__WORK INSTRUCTION__: Would you retype all of these records exactly?

[[ RAW DATA open ]]
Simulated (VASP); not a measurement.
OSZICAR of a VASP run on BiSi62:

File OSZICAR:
[[ RAW DATA closed ]]

__REPLY__:
Simulated (VASP); not a measurement.
OSZICAR of a VASP run on BiSi62:

File OSZICAR:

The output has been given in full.